• [Work order]: Write out the lines from the top of the material through the line with "H2OS2, SMILES OSS.", exactly and with nothing added.

• [Study material]:
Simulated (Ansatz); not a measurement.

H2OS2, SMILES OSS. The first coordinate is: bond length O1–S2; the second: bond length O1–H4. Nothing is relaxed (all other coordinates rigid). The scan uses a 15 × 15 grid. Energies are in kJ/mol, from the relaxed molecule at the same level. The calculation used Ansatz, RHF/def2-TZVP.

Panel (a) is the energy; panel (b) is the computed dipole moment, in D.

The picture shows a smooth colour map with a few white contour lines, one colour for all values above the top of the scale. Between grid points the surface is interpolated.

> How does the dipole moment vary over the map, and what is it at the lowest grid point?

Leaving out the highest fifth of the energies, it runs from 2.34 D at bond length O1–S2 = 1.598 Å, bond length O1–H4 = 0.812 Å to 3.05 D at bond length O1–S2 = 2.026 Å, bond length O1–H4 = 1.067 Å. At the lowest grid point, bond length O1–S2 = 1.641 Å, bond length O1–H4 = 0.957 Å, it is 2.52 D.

• [Response box]:
Simulated (Ansatz); not a measurement.

H2OS2, SMILES OSS. The first coordinate is: bond length O1–S2; the second: bond length O1–H4. Nothing is relaxed (all other coordinates rigid). The scan uses a 15 × 15 grid. Energies are in kJ/mol, from the relaxed molecule at the same level. The calculation used Ansatz, RHF/def2-TZVP.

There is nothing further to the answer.